- Brief
No record may be omitted; give all of them again exactly.

══════════

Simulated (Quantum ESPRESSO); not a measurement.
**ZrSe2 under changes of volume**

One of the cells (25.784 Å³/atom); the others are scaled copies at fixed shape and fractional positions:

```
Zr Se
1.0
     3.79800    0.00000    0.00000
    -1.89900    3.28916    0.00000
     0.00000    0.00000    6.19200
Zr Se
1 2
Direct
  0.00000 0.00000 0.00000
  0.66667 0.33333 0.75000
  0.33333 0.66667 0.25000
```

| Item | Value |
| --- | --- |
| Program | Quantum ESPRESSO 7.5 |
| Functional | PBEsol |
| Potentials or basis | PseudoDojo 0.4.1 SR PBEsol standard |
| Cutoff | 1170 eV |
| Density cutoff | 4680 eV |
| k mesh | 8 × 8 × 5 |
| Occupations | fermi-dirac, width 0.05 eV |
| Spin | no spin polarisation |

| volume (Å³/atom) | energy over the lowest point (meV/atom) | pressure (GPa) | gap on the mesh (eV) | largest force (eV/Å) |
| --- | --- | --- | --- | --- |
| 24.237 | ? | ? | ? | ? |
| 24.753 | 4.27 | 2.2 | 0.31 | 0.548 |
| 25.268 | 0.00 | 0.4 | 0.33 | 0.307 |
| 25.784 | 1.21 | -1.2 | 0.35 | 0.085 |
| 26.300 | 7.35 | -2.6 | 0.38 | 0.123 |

══════════

- Exercise solution
Simulated (Quantum ESPRESSO); not a measurement.
**ZrSe2 under changes of volume**

One of the cells (25.784 Å³/atom); the others are scaled copies at fixed shape and fractional positions:

```
Zr Se
1.0
     3.79800    0.00000    0.00000
    -1.89900    3.28916    0.00000
     0.00000    0.00000    6.19200
Zr Se
1 2
Direct
  0.00000 0.00000 0.00000
  0.66667 0.33333 0.75000
  0.33333 0.66667 0.25000
```

| Item | Value |
| --- | --- |
| Program | Quantum ESPRESSO 7.5 |
| Functional | PBEsol |
| Potentials or basis | PseudoDojo 0.4.1 SR PBEsol standard |
| Cutoff | 1170 eV |
| Density cutoff | 4680 eV |
| k mesh | 8 × 8 × 5 |
| Occupations | fermi-dirac, width 0.05 eV |
| Spin | no spin polarisation |

| volume (Å³/atom) | energy over the lowest point (meV/atom) | pressure (GPa) | gap on the mesh (eV) | largest force (eV/Å) |
| --- | --- | --- | --- | --- |
| 24.237 | ? | ? | ? | ? |
| 24.753 | 4.27 | 2.2 | 0.31 | 0.548 |
| 25.268 | 0.00 | 0.4 | 0.33 | 0.307 |
| 25.784 | 1.21 | -1.2 | 0.35 | 0.085 |
| 26.300 | 7.35 | -2.6 | 0.38 | 0.123 |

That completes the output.